■ ■ ■ ■ ■

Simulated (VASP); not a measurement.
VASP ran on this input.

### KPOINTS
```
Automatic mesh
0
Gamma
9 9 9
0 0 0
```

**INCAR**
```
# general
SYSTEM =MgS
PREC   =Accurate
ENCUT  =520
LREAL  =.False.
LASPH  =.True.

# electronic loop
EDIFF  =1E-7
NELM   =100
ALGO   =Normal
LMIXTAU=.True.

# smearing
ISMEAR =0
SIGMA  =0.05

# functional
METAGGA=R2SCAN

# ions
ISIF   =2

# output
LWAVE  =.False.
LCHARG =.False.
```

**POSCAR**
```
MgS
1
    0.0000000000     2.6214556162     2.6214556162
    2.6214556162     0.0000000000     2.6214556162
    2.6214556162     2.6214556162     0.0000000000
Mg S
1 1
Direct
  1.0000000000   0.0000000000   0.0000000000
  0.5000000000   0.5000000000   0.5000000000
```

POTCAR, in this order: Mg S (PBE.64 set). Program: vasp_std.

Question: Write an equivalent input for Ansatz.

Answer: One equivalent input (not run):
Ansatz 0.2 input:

■ ■ ■ ■ ■

The answer should be the first line of the material and every line after it through the line containing "Answer: One equivalent", exactly as written, and nothing else.

[Task output]
Simulated (VASP); not a measurement.
VASP ran on this input.

### KPOINTS
```
Automatic mesh
0
Gamma
9 9 9
0 0 0
```

**INCAR**
```
# general
SYSTEM =MgS
PREC   =Accurate
ENCUT  =520
LREAL  =.False.
LASPH  =.True.

# electronic loop
EDIFF  =1E-7
NELM   =100
ALGO   =Normal
LMIXTAU=.True.

# smearing
ISMEAR =0
SIGMA  =0.05

# functional
METAGGA=R2SCAN

# ions
ISIF   =2

# output
LWAVE  =.False.
LCHARG =.False.
```

**POSCAR**
```
MgS
1
    0.0000000000     2.6214556162     2.6214556162
    2.6214556162     0.0000000000     2.6214556162
    2.6214556162     2.6214556162     0.0000000000
Mg S
1 1
Direct
  1.0000000000   0.0000000000   0.0000000000
  0.5000000000   0.5000000000   0.5000000000
```

POTCAR, in this order: Mg S (PBE.64 set). Program: vasp_std.

Question: Write an equivalent input for Ansatz.

Answer: One equivalent input (not run):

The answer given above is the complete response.